* **Assignment**: Each entry in the material below should be copied without any alteration.

* **Dataset**:
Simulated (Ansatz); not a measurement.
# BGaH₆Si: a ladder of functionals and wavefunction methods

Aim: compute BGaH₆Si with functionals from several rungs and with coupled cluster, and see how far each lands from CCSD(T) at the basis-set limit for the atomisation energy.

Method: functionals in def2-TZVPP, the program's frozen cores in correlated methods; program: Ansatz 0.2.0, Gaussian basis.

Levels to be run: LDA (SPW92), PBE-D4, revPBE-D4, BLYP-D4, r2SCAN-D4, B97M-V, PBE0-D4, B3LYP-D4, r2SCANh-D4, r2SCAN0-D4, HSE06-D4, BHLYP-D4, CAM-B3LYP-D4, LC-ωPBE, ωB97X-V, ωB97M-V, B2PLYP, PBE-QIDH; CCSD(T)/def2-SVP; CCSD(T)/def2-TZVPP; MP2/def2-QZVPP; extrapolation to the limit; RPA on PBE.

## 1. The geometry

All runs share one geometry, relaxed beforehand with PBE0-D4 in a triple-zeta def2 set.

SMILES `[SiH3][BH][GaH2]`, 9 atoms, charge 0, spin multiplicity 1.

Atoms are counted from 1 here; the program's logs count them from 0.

* **Exercise output**:
Simulated (Ansatz); not a measurement.
# BGaH₆Si: a ladder of functionals and wavefunction methods

Aim: compute BGaH₆Si with functionals from several rungs and with coupled cluster, and see how far each lands from CCSD(T) at the basis-set limit for the atomisation energy.

Method: functionals in def2-TZVPP, the program's frozen cores in correlated methods; program: Ansatz 0.2.0, Gaussian basis.

Levels to be run: LDA (SPW92), PBE-D4, revPBE-D4, BLYP-D4, r2SCAN-D4, B97M-V, PBE0-D4, B3LYP-D4, r2SCANh-D4, r2SCAN0-D4, HSE06-D4, BHLYP-D4, CAM-B3LYP-D4, LC-ωPBE, ωB97X-V, ωB97M-V, B2PLYP, PBE-QIDH; CCSD(T)/def2-SVP; CCSD(T)/def2-TZVPP; MP2/def2-QZVPP; extrapolation to the limit; RPA on PBE.

## 1. The geometry

All runs share one geometry, relaxed beforehand with PBE0-D4 in a triple-zeta def2 set.

SMILES `[SiH3][BH][GaH2]`, 9 atoms, charge 0, spin multiplicity 1.

Atoms are counted from 1 here; the program's logs count them from 0.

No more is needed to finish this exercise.